■ Assignment ■
Transcribe the entries below exactly.

------

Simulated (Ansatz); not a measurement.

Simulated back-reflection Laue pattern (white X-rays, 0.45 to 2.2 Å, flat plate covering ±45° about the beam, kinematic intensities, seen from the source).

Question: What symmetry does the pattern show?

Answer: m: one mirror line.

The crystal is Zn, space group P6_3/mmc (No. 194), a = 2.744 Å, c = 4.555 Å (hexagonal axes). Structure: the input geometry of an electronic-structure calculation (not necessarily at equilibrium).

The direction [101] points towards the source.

------

■ Solution ■
Simulated (Ansatz); not a measurement.

Simulated back-reflection Laue pattern (white X-rays, 0.45 to 2.2 Å, flat plate covering ±45° about the beam, kinematic intensities, seen from the source).

Question: What symmetry does the pattern show?

Answer: m: one mirror line.

The crystal is Zn, space group P6_3/mmc (No. 194), a = 2.744 Å, c = 4.555 Å (hexagonal axes). Structure: the input geometry of an electronic-structure calculation (not necessarily at equilibrium).

The direction [101] points towards the source.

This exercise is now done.